++++++++++
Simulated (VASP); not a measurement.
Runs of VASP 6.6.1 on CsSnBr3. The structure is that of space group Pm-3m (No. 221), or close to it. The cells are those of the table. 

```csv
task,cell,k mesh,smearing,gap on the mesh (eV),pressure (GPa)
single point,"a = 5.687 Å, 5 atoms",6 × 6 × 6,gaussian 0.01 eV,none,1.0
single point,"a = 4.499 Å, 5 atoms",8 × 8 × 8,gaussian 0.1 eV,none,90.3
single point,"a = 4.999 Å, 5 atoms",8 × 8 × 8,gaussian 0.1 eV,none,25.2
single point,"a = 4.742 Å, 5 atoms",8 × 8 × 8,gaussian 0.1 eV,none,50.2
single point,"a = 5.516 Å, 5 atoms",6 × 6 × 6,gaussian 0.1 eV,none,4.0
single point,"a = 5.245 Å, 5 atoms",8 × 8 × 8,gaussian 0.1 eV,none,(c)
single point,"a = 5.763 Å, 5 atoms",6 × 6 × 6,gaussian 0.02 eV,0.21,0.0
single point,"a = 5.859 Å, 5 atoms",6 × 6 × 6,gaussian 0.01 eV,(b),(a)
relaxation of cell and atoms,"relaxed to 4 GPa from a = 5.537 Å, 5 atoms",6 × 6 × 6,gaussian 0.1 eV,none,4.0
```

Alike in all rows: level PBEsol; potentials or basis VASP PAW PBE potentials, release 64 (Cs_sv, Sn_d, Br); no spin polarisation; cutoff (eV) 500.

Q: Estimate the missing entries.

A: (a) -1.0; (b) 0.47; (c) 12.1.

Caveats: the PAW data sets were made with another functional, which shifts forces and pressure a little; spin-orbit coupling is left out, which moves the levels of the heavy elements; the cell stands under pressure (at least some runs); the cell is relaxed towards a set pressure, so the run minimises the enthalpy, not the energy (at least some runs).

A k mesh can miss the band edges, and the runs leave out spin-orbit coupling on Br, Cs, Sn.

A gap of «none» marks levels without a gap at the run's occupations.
++++++++++

**Brief**
Could you retype exactly the lines from the first one of the records through the line containing "A k mesh can", both included, and nothing more?

**Response box**
Simulated (VASP); not a measurement.
Runs of VASP 6.6.1 on CsSnBr3. The structure is that of space group Pm-3m (No. 221), or close to it. The cells are those of the table. 

```csv
task,cell,k mesh,smearing,gap on the mesh (eV),pressure (GPa)
single point,"a = 5.687 Å, 5 atoms",6 × 6 × 6,gaussian 0.01 eV,none,1.0
single point,"a = 4.499 Å, 5 atoms",8 × 8 × 8,gaussian 0.1 eV,none,90.3
single point,"a = 4.999 Å, 5 atoms",8 × 8 × 8,gaussian 0.1 eV,none,25.2
single point,"a = 4.742 Å, 5 atoms",8 × 8 × 8,gaussian 0.1 eV,none,50.2
single point,"a = 5.516 Å, 5 atoms",6 × 6 × 6,gaussian 0.1 eV,none,4.0
single point,"a = 5.245 Å, 5 atoms",8 × 8 × 8,gaussian 0.1 eV,none,(c)
single point,"a = 5.763 Å, 5 atoms",6 × 6 × 6,gaussian 0.02 eV,0.21,0.0
single point,"a = 5.859 Å, 5 atoms",6 × 6 × 6,gaussian 0.01 eV,(b),(a)
relaxation of cell and atoms,"relaxed to 4 GPa from a = 5.537 Å, 5 atoms",6 × 6 × 6,gaussian 0.1 eV,none,4.0
```

Alike in all rows: level PBEsol; potentials or basis VASP PAW PBE potentials, release 64 (Cs_sv, Sn_d, Br); no spin polarisation; cutoff (eV) 500.

Q: Estimate the missing entries.

A: (a) -1.0; (b) 0.47; (c) 12.1.

Caveats: the PAW data sets were made with another functional, which shifts forces and pressure a little; spin-orbit coupling is left out, which moves the levels of the heavy elements; the cell stands under pressure (at least some runs); the cell is relaxed towards a set pressure, so the run minimises the enthalpy, not the energy (at least some runs).

A k mesh can miss the band edges, and the runs leave out spin-orbit coupling on Br, Cs, Sn.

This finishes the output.